▶ Stored data
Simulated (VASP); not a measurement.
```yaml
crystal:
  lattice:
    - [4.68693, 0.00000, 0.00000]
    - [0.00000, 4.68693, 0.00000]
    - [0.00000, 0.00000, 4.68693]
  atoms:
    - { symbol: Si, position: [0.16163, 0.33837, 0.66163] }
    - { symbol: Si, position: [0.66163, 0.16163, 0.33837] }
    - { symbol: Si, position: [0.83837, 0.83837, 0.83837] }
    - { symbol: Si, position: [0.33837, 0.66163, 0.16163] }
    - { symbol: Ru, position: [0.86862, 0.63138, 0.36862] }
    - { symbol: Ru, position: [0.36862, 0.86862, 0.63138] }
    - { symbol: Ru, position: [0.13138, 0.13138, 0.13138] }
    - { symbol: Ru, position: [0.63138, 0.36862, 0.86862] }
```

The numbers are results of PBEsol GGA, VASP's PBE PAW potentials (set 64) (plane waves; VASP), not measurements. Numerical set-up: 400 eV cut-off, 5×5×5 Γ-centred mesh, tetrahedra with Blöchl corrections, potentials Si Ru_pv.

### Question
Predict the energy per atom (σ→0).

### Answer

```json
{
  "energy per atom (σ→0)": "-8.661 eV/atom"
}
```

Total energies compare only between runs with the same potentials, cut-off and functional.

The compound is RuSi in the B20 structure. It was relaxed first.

▶ Activity
Would you print all of the entries exactly as they stand?

▶ Task answer
Simulated (VASP); not a measurement.
```yaml
crystal:
  lattice:
    - [4.68693, 0.00000, 0.00000]
    - [0.00000, 4.68693, 0.00000]
    - [0.00000, 0.00000, 4.68693]
  atoms:
    - { symbol: Si, position: [0.16163, 0.33837, 0.66163] }
    - { symbol: Si, position: [0.66163, 0.16163, 0.33837] }
    - { symbol: Si, position: [0.83837, 0.83837, 0.83837] }
    - { symbol: Si, position: [0.33837, 0.66163, 0.16163] }
    - { symbol: Ru, position: [0.86862, 0.63138, 0.36862] }
    - { symbol: Ru, position: [0.36862, 0.86862, 0.63138] }
    - { symbol: Ru, position: [0.13138, 0.13138, 0.13138] }
    - { symbol: Ru, position: [0.63138, 0.36862, 0.86862] }
```

The numbers are results of PBEsol GGA, VASP's PBE PAW potentials (set 64) (plane waves; VASP), not measurements. Numerical set-up: 400 eV cut-off, 5×5×5 Γ-centred mesh, tetrahedra with Blöchl corrections, potentials Si Ru_pv.

### Question
Predict the energy per atom (σ→0).

### Answer

```json
{
  "energy per atom (σ→0)": "-8.661 eV/atom"
}
```

Total energies compare only between runs with the same potentials, cut-off and functional.

The compound is RuSi in the B20 structure. It was relaxed first.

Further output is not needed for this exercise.